# [Activity]
Return only the lines from the top of the material through the line marked by "Ansatz 0.2.0 |", unaltered.

# [Data]
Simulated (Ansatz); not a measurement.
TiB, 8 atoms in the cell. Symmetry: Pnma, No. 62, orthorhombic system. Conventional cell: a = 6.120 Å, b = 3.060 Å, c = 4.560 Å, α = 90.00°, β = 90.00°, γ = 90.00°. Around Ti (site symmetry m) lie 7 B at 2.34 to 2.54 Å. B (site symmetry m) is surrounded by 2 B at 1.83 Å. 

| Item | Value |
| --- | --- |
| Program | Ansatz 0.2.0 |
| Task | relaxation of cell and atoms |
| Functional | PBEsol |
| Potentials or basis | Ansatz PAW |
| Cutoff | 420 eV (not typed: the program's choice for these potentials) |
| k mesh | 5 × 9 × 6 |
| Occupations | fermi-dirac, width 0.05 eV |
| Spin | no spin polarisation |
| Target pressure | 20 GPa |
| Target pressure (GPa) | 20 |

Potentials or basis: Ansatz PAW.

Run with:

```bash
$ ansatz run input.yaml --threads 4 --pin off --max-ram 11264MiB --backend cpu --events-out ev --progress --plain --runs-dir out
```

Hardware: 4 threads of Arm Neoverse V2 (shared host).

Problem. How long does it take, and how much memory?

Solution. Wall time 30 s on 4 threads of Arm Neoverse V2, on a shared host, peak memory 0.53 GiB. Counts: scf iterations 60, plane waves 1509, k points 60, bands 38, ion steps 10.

# [Written answer]
Simulated (Ansatz); not a measurement.
TiB, 8 atoms in the cell. Symmetry: Pnma, No. 62, orthorhombic system. Conventional cell: a = 6.120 Å, b = 3.060 Å, c = 4.560 Å, α = 90.00°, β = 90.00°, γ = 90.00°. Around Ti (site symmetry m) lie 7 B at 2.34 to 2.54 Å. B (site symmetry m) is surrounded by 2 B at 1.83 Å. 

| Item | Value |
| --- | --- |
| Program | Ansatz 0.2.0 |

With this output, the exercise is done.